——————————

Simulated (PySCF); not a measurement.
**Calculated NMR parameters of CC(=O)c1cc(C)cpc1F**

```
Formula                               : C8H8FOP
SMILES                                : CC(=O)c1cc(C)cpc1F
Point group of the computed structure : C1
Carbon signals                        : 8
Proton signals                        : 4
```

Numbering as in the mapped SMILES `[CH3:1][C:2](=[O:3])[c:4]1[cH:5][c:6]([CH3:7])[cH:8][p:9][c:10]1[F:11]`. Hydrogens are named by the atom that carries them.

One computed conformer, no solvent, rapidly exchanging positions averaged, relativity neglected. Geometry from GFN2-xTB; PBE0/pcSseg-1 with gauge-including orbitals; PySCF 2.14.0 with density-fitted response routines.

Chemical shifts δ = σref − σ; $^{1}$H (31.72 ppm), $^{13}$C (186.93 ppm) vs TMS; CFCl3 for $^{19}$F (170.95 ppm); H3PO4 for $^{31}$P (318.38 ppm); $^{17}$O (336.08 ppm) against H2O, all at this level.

——————————

In full and word for word, reproduce the data above.

Answer section:
Simulated (PySCF); not a measurement.
**Calculated NMR parameters of CC(=O)c1cc(C)cpc1F**

```
Formula                               : C8H8FOP
SMILES                                : CC(=O)c1cc(C)cpc1F
Point group of the computed structure : C1
Carbon signals                        : 8
Proton signals                        : 4
```

Numbering as in the mapped SMILES `[CH3:1][C:2](=[O:3])[c:4]1[cH:5][c:6]([CH3:7])[cH:8][p:9][c:10]1[F:11]`. Hydrogens are named by the atom that carries them.

One computed conformer, no solvent, rapidly exchanging positions averaged, relativity neglected. Geometry from GFN2-xTB; PBE0/pcSseg-1 with gauge-including orbitals; PySCF 2.14.0 with density-fitted response routines.

Chemical shifts δ = σref − σ; $^{1}$H (31.72 ppm), $^{13}$C (186.93 ppm) vs TMS; CFCl3 for $^{19}$F (170.95 ppm); H3PO4 for $^{31}$P (318.38 ppm); $^{17}$O (336.08 ppm) against H2O, all at this level.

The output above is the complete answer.